_Work request_
Retype all the data word for word.

_Given records_
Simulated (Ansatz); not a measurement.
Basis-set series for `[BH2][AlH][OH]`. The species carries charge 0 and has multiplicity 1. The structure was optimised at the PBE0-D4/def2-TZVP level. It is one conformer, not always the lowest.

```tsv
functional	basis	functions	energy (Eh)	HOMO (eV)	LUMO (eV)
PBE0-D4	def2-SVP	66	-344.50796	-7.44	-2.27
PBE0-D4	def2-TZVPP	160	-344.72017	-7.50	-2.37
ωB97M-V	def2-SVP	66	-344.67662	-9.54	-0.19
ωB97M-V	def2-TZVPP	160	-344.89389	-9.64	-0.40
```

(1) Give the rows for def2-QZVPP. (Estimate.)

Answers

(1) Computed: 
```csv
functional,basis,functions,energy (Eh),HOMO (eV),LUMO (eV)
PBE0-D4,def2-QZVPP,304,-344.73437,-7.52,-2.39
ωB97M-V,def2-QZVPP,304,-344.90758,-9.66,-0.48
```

_Task solution_
Simulated (Ansatz); not a measurement.
Basis-set series for `[BH2][AlH][OH]`. The species carries charge 0 and has multiplicity 1. The structure was optimised at the PBE0-D4/def2-TZVP level. It is one conformer, not always the lowest.

```tsv
functional	basis	functions	energy (Eh)	HOMO (eV)	LUMO (eV)
PBE0-D4	def2-SVP	66	-344.50796	-7.44	-2.27
PBE0-D4	def2-TZVPP	160	-344.72017	-7.50	-2.37
ωB97M-V	def2-SVP	66	-344.67662	-9.54	-0.19
ωB97M-V	def2-TZVPP	160	-344.89389	-9.64	-0.40
```

(1) Give the rows for def2-QZVPP. (Estimate.)

Answers

(1) Computed: 
```csv
functional,basis,functions,energy (Eh),HOMO (eV),LUMO (eV)
PBE0-D4,def2-QZVPP,304,-344.73437,-7.52,-2.39
ωB97M-V,def2-QZVPP,304,-344.90758,-9.66,-0.48
```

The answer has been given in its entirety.